○ ○ ○ ○ ○ ○ ○

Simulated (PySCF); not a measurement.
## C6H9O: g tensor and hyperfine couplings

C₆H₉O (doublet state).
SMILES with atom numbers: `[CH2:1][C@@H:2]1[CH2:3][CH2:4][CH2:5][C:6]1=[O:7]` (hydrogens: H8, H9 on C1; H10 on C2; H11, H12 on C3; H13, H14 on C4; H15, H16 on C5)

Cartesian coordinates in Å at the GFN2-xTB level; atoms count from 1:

○ ○ ○ ○ ○ ○ ○

(ACTION ITEM):
A complete and exact repetition of the entries is required.

(WRITTEN RESPONSE):
Simulated (PySCF); not a measurement.
## C6H9O: g tensor and hyperfine couplings

C₆H₉O (doublet state).
SMILES with atom numbers: `[CH2:1][C@@H:2]1[CH2:3][CH2:4][CH2:5][C:6]1=[O:7]` (hydrogens: H8, H9 on C1; H10 on C2; H11, H12 on C3; H13, H14 on C4; H15, H16 on C5)

Cartesian coordinates in Å at the GFN2-xTB level; atoms count from 1:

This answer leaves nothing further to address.